Data records:
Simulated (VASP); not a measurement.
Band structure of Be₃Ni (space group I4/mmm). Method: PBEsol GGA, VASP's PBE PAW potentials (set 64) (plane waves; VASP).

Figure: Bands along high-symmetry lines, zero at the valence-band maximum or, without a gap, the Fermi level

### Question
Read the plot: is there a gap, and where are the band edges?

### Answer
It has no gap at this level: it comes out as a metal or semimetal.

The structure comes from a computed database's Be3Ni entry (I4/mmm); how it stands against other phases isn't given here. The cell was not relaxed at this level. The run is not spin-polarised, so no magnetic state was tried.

Activity:
Starting at the first line of the entries above, please extract each line up to and including the line with "It has no gap", unchanged, and add nothing.

Answer space:
Simulated (VASP); not a measurement.
Band structure of Be₃Ni (space group I4/mmm). Method: PBEsol GGA, VASP's PBE PAW potentials (set 64) (plane waves; VASP).

Figure: Bands along high-symmetry lines, zero at the valence-band maximum or, without a gap, the Fermi level

### Question
Read the plot: is there a gap, and where are the band edges?

### Answer
It has no gap at this level: it comes out as a metal or semimetal.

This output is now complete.